(Material supplied Opens)

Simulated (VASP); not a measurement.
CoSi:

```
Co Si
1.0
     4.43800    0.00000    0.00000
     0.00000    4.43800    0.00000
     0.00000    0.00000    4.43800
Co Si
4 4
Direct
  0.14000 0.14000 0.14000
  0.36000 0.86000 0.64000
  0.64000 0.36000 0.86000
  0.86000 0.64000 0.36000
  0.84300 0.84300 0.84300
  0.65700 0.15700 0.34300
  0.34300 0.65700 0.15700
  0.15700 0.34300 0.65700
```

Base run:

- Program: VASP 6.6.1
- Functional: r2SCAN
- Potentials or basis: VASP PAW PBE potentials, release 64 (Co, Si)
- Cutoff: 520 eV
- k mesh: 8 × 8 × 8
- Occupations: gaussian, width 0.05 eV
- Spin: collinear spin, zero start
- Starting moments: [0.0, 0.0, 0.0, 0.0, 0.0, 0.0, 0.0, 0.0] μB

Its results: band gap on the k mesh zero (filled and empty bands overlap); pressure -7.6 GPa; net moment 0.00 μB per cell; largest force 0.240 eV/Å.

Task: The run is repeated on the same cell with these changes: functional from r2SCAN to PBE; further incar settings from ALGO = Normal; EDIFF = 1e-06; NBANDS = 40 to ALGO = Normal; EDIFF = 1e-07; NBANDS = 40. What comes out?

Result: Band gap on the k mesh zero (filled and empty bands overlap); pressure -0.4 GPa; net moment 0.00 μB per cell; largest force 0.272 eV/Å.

(Material supplied Closes)

The first line of the entries, the line with "Task: The run", and every line between them should be retyped exactly, and nothing else.

Your response:
Simulated (VASP); not a measurement.
CoSi:

```
Co Si
1.0
     4.43800    0.00000    0.00000
     0.00000    4.43800    0.00000
     0.00000    0.00000    4.43800
Co Si
4 4
Direct
  0.14000 0.14000 0.14000
  0.36000 0.86000 0.64000
  0.64000 0.36000 0.86000
  0.86000 0.64000 0.36000
  0.84300 0.84300 0.84300
  0.65700 0.15700 0.34300
  0.34300 0.65700 0.15700
  0.15700 0.34300 0.65700
```

Base run:

- Program: VASP 6.6.1
- Functional: r2SCAN
- Potentials or basis: VASP PAW PBE potentials, release 64 (Co, Si)
- Cutoff: 520 eV
- k mesh: 8 × 8 × 8
- Occupations: gaussian, width 0.05 eV
- Spin: collinear spin, zero start
- Starting moments: [0.0, 0.0, 0.0, 0.0, 0.0, 0.0, 0.0, 0.0] μB

Its results: band gap on the k mesh zero (filled and empty bands overlap); pressure -7.6 GPa; net moment 0.00 μB per cell; largest force 0.240 eV/Å.

Task: The run is repeated on the same cell with these changes: functional from r2SCAN to PBE; further incar settings from ALGO = Normal; EDIFF = 1e-06; NBANDS = 40 to ALGO = Normal; EDIFF = 1e-07; NBANDS = 40. What comes out?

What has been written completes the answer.